» RECORDED DATA
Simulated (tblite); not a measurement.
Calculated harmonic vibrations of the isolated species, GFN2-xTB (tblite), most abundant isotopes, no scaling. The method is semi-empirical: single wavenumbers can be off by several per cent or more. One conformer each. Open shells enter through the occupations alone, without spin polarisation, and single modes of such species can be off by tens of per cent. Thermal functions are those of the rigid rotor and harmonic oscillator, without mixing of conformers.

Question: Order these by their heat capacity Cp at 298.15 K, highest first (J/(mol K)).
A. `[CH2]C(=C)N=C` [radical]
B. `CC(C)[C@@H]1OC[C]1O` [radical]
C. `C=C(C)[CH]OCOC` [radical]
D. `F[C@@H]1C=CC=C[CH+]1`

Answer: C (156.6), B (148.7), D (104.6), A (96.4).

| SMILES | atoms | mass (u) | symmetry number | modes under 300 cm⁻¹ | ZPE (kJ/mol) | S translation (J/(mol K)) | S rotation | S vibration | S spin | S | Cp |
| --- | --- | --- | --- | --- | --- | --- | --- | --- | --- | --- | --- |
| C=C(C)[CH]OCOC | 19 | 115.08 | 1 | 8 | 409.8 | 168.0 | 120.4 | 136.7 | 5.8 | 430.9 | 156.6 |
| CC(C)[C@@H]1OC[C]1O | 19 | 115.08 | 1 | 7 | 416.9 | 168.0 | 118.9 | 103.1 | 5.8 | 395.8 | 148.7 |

» WORK ITEM
Begin at the first line of the material and transcribe each line exactly. End with the line containing "Calculated harmonic vibrations", and give nothing else.

» WRITTEN REPLY
Simulated (tblite); not a measurement.
Calculated harmonic vibrations of the isolated species, GFN2-xTB (tblite), most abundant isotopes, no scaling. The method is semi-empirical: single wavenumbers can be off by several per cent or more. One conformer each. Open shells enter through the occupations alone, without spin polarisation, and single modes of such species can be off by tens of per cent. Thermal functions are those of the rigid rotor and harmonic oscillator, without mixing of conformers.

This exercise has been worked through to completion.